WORK TASK. Word for word, restate the lines from the start of the data down to the line with "Task: At about", both included.

────────────────

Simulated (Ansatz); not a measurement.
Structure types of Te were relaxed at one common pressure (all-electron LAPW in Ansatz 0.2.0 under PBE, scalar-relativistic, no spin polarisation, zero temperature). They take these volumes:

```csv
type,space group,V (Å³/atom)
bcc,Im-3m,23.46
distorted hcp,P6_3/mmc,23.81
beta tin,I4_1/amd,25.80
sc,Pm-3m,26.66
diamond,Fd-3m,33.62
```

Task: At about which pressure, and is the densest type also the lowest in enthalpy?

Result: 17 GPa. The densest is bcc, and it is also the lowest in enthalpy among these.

────────────────

TASK RESULT.
Simulated (Ansatz); not a measurement.
Structure types of Te were relaxed at one common pressure (all-electron LAPW in Ansatz 0.2.0 under PBE, scalar-relativistic, no spin polarisation, zero temperature). They take these volumes:

```csv
type,space group,V (Å³/atom)
bcc,Im-3m,23.46
distorted hcp,P6_3/mmc,23.81
beta tin,I4_1/amd,25.80
sc,Pm-3m,26.66
diamond,Fd-3m,33.62
```

Task: At about which pressure, and is the densest type also the lowest in enthalpy?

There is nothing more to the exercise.